Data:
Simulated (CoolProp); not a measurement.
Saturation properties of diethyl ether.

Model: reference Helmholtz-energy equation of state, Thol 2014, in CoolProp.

Work task:
The records above should be duplicated in full, exactly as given.

Response box:
Simulated (CoolProp); not a measurement.
Saturation properties of diethyl ether.

Model: reference Helmholtz-energy equation of state, Thol 2014, in CoolProp.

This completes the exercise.